ACTION ITEM —
Beginning with the very first line, please reproduce the entries exactly through the line containing "1. 196 nm (f".

SOURCE DATA —
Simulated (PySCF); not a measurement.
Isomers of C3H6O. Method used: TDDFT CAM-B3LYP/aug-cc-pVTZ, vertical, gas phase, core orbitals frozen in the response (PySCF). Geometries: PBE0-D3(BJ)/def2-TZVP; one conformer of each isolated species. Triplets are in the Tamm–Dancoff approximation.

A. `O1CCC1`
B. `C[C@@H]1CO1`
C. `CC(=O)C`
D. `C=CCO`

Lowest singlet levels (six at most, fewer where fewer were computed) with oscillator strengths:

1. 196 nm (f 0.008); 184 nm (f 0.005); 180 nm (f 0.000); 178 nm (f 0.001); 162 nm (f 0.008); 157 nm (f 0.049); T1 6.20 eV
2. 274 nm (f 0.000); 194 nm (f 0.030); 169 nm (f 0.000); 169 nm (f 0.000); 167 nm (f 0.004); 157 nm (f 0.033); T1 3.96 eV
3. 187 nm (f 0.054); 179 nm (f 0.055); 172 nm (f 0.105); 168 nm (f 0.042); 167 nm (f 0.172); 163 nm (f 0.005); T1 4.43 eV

WRITTEN RESPONSE —
Simulated (PySCF); not a measurement.
Isomers of C3H6O. Method used: TDDFT CAM-B3LYP/aug-cc-pVTZ, vertical, gas phase, core orbitals frozen in the response (PySCF). Geometries: PBE0-D3(BJ)/def2-TZVP; one conformer of each isolated species. Triplets are in the Tamm–Dancoff approximation.

A. `O1CCC1`
B. `C[C@@H]1CO1`
C. `CC(=O)C`
D. `C=CCO`

Lowest singlet levels (six at most, fewer where fewer were computed) with oscillator strengths:

1. 196 nm (f 0.008); 184 nm (f 0.005); 180 nm (f 0.000); 178 nm (f 0.001); 162 nm (f 0.008); 157 nm (f 0.049); T1 6.20 eV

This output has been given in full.